**Task item**
Give the records once more, exactly as they stand.

*** Data for review Section Begins ***

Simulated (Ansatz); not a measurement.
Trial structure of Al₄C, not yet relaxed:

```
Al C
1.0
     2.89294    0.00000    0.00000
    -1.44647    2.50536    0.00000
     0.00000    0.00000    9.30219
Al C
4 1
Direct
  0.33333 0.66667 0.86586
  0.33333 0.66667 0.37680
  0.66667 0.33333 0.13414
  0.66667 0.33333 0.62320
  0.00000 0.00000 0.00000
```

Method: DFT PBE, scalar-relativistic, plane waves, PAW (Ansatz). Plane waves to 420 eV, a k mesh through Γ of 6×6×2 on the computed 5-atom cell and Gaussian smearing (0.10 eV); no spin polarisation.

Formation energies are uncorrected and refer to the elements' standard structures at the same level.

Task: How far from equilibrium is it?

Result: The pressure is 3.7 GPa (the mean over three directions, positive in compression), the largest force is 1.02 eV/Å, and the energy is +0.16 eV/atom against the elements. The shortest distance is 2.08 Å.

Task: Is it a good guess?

*** Data for review Section Ends ***

**Written reply**
Simulated (Ansatz); not a measurement.
Trial structure of Al₄C, not yet relaxed:

```
Al C
1.0
     2.89294    0.00000    0.00000
    -1.44647    2.50536    0.00000
     0.00000    0.00000    9.30219
Al C
4 1
Direct
  0.33333 0.66667 0.86586
  0.33333 0.66667 0.37680
  0.66667 0.33333 0.13414
  0.66667 0.33333 0.62320
  0.00000 0.00000 0.00000
```

Method: DFT PBE, scalar-relativistic, plane waves, PAW (Ansatz). Plane waves to 420 eV, a k mesh through Γ of 6×6×2 on the computed 5-atom cell and Gaussian smearing (0.10 eV); no spin polarisation.

Formation energies are uncorrected and refer to the elements' standard structures at the same level.

Task: How far from equilibrium is it?

Result: The pressure is 3.7 GPa (the mean over three directions, positive in compression), the largest force is 1.02 eV/Å, and the energy is +0.16 eV/atom against the elements. The shortest distance is 2.08 Å.

Task: Is it a good guess?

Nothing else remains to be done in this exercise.